Work item: Write out the data exactly from its first line onward, ending with the line in which "Answer: C11: +15.42" appears.

=-=-=-=-=

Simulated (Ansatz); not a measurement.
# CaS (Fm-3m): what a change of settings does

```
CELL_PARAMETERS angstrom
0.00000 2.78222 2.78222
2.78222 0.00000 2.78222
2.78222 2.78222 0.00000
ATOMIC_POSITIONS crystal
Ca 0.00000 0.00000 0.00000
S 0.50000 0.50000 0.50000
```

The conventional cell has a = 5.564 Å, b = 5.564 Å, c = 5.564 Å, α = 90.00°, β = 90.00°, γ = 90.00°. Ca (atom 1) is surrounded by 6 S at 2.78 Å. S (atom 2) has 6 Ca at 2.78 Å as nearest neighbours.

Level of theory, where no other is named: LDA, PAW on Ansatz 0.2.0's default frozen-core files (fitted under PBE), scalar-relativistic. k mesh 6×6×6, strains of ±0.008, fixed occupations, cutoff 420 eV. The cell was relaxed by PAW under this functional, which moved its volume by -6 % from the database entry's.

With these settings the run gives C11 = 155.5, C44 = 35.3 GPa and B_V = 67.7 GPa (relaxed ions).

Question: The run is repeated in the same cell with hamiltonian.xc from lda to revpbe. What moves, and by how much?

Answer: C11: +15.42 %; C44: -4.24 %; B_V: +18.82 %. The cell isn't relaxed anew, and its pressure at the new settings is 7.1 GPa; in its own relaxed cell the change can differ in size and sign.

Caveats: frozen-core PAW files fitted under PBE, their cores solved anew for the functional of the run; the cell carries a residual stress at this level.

=-=-=-=-=

Exercise output:
Simulated (Ansatz); not a measurement.
# CaS (Fm-3m): what a change of settings does

```
CELL_PARAMETERS angstrom
0.00000 2.78222 2.78222
2.78222 0.00000 2.78222
2.78222 2.78222 0.00000
ATOMIC_POSITIONS crystal
Ca 0.00000 0.00000 0.00000
S 0.50000 0.50000 0.50000
```

The conventional cell has a = 5.564 Å, b = 5.564 Å, c = 5.564 Å, α = 90.00°, β = 90.00°, γ = 90.00°. Ca (atom 1) is surrounded by 6 S at 2.78 Å. S (atom 2) has 6 Ca at 2.78 Å as nearest neighbours.

Level of theory, where no other is named: LDA, PAW on Ansatz 0.2.0's default frozen-core files (fitted under PBE), scalar-relativistic. k mesh 6×6×6, strains of ±0.008, fixed occupations, cutoff 420 eV. The cell was relaxed by PAW under this functional, which moved its volume by -6 % from the database entry's.

With these settings the run gives C11 = 155.5, C44 = 35.3 GPa and B_V = 67.7 GPa (relaxed ions).

Question: The run is repeated in the same cell with hamiltonian.xc from lda to revpbe. What moves, and by how much?

Answer: C11: +15.42 %; C44: -4.24 %; B_V: +18.82 %. The cell isn't relaxed anew, and its pressure at the new settings is 7.1 GPa; in its own relaxed cell the change can differ in size and sign.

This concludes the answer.